──────

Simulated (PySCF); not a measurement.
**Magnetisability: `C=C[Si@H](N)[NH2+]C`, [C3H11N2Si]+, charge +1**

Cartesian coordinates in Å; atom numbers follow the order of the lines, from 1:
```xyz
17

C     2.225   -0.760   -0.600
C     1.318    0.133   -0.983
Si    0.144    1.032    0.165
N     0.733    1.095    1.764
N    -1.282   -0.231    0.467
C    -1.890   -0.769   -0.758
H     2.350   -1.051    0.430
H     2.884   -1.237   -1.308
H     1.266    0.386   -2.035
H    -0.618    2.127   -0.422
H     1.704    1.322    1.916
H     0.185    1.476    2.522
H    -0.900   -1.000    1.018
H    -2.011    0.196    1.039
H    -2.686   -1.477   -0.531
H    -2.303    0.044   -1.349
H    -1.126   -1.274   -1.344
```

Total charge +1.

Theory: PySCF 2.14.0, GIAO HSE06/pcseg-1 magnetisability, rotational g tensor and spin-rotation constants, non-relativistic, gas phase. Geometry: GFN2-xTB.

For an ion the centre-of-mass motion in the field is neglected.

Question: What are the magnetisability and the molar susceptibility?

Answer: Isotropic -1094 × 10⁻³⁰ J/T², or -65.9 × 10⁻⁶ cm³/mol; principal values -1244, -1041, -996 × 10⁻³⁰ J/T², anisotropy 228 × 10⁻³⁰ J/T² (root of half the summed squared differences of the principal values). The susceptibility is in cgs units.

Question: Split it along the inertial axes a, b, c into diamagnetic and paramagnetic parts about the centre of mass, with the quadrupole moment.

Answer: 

──────

TASK ITEM> Everything from the first line of the records through the line holding "Total charge +1." is to be transcribed exactly; leave out all other lines.

WRITTEN SOLUTION>
Simulated (PySCF); not a measurement.
**Magnetisability: `C=C[Si@H](N)[NH2+]C`, [C3H11N2Si]+, charge +1**

Cartesian coordinates in Å; atom numbers follow the order of the lines, from 1:
```xyz
17

C     2.225   -0.760   -0.600
C     1.318    0.133   -0.983
Si    0.144    1.032    0.165
N     0.733    1.095    1.764
N    -1.282   -0.231    0.467
C    -1.890   -0.769   -0.758
H     2.350   -1.051    0.430
H     2.884   -1.237   -1.308
H     1.266    0.386   -2.035
H    -0.618    2.127   -0.422
H     1.704    1.322    1.916
H     0.185    1.476    2.522
H    -0.900   -1.000    1.018
H    -2.011    0.196    1.039
H    -2.686   -1.477   -0.531
H    -2.303    0.044   -1.349
H    -1.126   -1.274   -1.344
```

Total charge +1.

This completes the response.